Entries supplied ->
[Start of section]

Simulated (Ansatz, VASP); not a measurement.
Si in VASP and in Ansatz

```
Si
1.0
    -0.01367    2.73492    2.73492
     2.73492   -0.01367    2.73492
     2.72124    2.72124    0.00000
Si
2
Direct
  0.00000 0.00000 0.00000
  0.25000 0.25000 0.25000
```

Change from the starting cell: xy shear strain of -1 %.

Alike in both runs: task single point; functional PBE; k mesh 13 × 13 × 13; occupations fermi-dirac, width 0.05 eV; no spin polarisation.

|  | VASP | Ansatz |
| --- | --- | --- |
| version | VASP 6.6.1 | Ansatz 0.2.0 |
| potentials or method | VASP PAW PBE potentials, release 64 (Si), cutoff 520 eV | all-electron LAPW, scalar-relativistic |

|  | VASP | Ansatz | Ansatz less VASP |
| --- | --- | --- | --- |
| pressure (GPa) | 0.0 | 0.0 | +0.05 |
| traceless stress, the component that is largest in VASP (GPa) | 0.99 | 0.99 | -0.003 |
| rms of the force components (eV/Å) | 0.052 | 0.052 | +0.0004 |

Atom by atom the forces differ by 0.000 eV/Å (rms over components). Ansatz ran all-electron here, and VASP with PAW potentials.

[End of section]

Work task -> Copy only this part of the entries above: the line with "0.0 | +0.05 |", the line with "0.052 | +0.0004 |", and the lines between, all exactly as written.

Problem solution ->
| pressure (GPa) | 0.0 | 0.0 | +0.05 |
| traceless stress, the component that is largest in VASP (GPa) | 0.99 | 0.99 | -0.003 |
| rms of the force components (eV/Å) | 0.052 | 0.052 | +0.0004 |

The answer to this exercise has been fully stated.